*DATA FOR REVIEW*

☆ ☆ ☆ ☆ ☆

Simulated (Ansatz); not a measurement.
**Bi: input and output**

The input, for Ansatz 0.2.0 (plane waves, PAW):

☆ ☆ ☆ ☆ ☆

Nothing beyond the line that contains "input and output**" belongs in the answer; reproduce the entries exactly from their first line through it.

*REPLY*
Simulated (Ansatz); not a measurement.
**Bi: input and output**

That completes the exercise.